==============================

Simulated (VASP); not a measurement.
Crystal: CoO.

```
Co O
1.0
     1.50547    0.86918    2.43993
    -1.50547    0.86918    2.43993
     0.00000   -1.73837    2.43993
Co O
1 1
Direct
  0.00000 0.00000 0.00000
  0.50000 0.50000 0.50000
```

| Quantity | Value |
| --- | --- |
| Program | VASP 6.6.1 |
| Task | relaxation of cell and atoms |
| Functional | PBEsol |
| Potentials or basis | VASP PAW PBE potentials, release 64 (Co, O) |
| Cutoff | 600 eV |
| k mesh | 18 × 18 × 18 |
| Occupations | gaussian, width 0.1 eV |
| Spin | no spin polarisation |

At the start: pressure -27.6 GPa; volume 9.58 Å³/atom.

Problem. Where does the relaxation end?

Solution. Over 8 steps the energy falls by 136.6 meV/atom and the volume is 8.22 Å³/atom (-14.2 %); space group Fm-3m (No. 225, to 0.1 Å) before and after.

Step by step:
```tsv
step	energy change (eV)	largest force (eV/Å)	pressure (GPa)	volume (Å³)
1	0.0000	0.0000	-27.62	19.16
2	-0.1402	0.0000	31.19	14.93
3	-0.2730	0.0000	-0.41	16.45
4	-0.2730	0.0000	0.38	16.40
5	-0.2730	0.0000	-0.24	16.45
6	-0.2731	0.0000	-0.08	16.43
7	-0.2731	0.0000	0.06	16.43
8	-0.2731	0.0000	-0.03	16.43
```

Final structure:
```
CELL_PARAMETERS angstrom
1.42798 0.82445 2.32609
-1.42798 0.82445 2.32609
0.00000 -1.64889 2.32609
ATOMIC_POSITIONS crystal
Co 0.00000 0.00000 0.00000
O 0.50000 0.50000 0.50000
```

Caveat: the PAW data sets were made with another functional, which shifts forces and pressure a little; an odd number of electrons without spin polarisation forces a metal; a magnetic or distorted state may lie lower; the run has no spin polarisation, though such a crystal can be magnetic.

==============================

Activity: Please write out the material word for word from its first line through the line holding "Quantity | Value |", including both, and no line past it.

Answer area:
Simulated (VASP); not a measurement.
Crystal: CoO.

```
Co O
1.0
     1.50547    0.86918    2.43993
    -1.50547    0.86918    2.43993
     0.00000   -1.73837    2.43993
Co O
1 1
Direct
  0.00000 0.00000 0.00000
  0.50000 0.50000 0.50000
```

| Quantity | Value |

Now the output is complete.